§ Task item
Starting at the top of the entries, restate word for word each line up to and including the one with "38 s | 0.62 |".

§ Given data
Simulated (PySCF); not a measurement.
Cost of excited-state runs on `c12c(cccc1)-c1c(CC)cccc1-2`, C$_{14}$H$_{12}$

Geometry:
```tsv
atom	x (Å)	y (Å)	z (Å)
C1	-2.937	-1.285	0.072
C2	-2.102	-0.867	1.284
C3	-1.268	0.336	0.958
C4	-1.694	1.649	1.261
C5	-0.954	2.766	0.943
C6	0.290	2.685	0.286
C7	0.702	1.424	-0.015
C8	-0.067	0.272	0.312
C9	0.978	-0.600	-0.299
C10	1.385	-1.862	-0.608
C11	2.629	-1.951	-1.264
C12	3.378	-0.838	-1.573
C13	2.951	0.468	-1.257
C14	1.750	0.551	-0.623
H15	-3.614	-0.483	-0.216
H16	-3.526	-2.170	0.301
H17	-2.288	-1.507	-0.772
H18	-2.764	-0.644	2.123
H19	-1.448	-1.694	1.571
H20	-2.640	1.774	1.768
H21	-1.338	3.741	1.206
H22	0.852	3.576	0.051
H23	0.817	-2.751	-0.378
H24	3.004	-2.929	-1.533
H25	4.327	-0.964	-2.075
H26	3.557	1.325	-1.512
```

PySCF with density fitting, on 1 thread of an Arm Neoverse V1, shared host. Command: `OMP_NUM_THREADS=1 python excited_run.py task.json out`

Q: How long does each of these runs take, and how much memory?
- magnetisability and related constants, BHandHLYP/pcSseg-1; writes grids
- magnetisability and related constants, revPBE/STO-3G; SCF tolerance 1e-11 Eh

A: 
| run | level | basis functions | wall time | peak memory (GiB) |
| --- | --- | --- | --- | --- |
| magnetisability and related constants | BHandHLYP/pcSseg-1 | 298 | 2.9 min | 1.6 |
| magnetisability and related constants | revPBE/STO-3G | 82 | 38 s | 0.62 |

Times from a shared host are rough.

§ Task output
Simulated (PySCF); not a measurement.
Cost of excited-state runs on `c12c(cccc1)-c1c(CC)cccc1-2`, C$_{14}$H$_{12}$

Geometry:
```tsv
atom	x (Å)	y (Å)	z (Å)
C1	-2.937	-1.285	0.072
C2	-2.102	-0.867	1.284
C3	-1.268	0.336	0.958
C4	-1.694	1.649	1.261
C5	-0.954	2.766	0.943
C6	0.290	2.685	0.286
C7	0.702	1.424	-0.015
C8	-0.067	0.272	0.312
C9	0.978	-0.600	-0.299
C10	1.385	-1.862	-0.608
C11	2.629	-1.951	-1.264
C12	3.378	-0.838	-1.573
C13	2.951	0.468	-1.257
C14	1.750	0.551	-0.623
H15	-3.614	-0.483	-0.216
H16	-3.526	-2.170	0.301
H17	-2.288	-1.507	-0.772
H18	-2.764	-0.644	2.123
H19	-1.448	-1.694	1.571
H20	-2.640	1.774	1.768
H21	-1.338	3.741	1.206
H22	0.852	3.576	0.051
H23	0.817	-2.751	-0.378
H24	3.004	-2.929	-1.533
H25	4.327	-0.964	-2.075
H26	3.557	1.325	-1.512
```

PySCF with density fitting, on 1 thread of an Arm Neoverse V1, shared host. Command: `OMP_NUM_THREADS=1 python excited_run.py task.json out`

Q: How long does each of these runs take, and how much memory?
- magnetisability and related constants, BHandHLYP/pcSseg-1; writes grids
- magnetisability and related constants, revPBE/STO-3G; SCF tolerance 1e-11 Eh

A: 
| run | level | basis functions | wall time | peak memory (GiB) |
| --- | --- | --- | --- | --- |
| magnetisability and related constants | BHandHLYP/pcSseg-1 | 298 | 2.9 min | 1.6 |
| magnetisability and related constants | revPBE/STO-3G | 82 | 38 s | 0.62 |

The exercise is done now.